^^^^^^^^^^^^^^^^

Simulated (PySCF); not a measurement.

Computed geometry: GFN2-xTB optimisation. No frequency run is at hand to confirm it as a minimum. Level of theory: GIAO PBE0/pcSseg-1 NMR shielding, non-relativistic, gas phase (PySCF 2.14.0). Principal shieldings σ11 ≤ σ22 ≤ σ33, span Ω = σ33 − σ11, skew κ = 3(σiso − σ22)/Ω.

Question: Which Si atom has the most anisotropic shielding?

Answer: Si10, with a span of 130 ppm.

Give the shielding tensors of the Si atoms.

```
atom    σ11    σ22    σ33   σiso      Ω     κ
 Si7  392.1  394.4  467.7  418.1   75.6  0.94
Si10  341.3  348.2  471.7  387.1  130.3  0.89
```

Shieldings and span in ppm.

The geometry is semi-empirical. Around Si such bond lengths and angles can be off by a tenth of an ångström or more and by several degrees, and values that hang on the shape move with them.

^^^^^^^^^^^^^^^^

WORK ORDER
The response should be a verbatim transcription of the data.

PROBLEM SOLUTION
Simulated (PySCF); not a measurement.

Computed geometry: GFN2-xTB optimisation. No frequency run is at hand to confirm it as a minimum. Level of theory: GIAO PBE0/pcSseg-1 NMR shielding, non-relativistic, gas phase (PySCF 2.14.0). Principal shieldings σ11 ≤ σ22 ≤ σ33, span Ω = σ33 − σ11, skew κ = 3(σiso − σ22)/Ω.

Question: Which Si atom has the most anisotropic shielding?

Answer: Si10, with a span of 130 ppm.

Give the shielding tensors of the Si atoms.

```
atom    σ11    σ22    σ33   σiso      Ω     κ
 Si7  392.1  394.4  467.7  418.1   75.6  0.94
Si10  341.3  348.2  471.7  387.1  130.3  0.89
```

Shieldings and span in ppm.

The geometry is semi-empirical. Around Si such bond lengths and angles can be off by a tenth of an ångström or more and by several degrees, and values that hang on the shape move with them.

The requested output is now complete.